### BRIEF:
Lines from the top of the entries through the line that has "The pressure is its mean diagonal, 2.01 GPa." must be duplicated exactly, and no others.

### INFORMATION GIVEN:
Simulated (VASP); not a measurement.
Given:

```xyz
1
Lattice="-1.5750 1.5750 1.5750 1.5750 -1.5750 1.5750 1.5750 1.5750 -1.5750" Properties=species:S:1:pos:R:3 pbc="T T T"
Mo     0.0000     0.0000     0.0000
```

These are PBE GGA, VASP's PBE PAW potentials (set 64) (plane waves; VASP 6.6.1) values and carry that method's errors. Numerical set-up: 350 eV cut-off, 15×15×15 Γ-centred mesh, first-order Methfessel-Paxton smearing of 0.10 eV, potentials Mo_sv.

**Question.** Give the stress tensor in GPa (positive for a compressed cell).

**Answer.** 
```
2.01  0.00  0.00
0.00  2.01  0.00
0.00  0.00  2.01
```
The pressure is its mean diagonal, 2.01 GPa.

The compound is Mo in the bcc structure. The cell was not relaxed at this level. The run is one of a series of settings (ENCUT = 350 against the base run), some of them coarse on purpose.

### TASK RESPONSE:
Simulated (VASP); not a measurement.
Given:

```xyz
1
Lattice="-1.5750 1.5750 1.5750 1.5750 -1.5750 1.5750 1.5750 1.5750 -1.5750" Properties=species:S:1:pos:R:3 pbc="T T T"
Mo     0.0000     0.0000     0.0000
```

These are PBE GGA, VASP's PBE PAW potentials (set 64) (plane waves; VASP 6.6.1) values and carry that method's errors. Numerical set-up: 350 eV cut-off, 15×15×15 Γ-centred mesh, first-order Methfessel-Paxton smearing of 0.10 eV, potentials Mo_sv.

**Question.** Give the stress tensor in GPa (positive for a compressed cell).

**Answer.** 
```
2.01  0.00  0.00
0.00  2.01  0.00
0.00  0.00  2.01
```
The pressure is its mean diagonal, 2.01 GPa.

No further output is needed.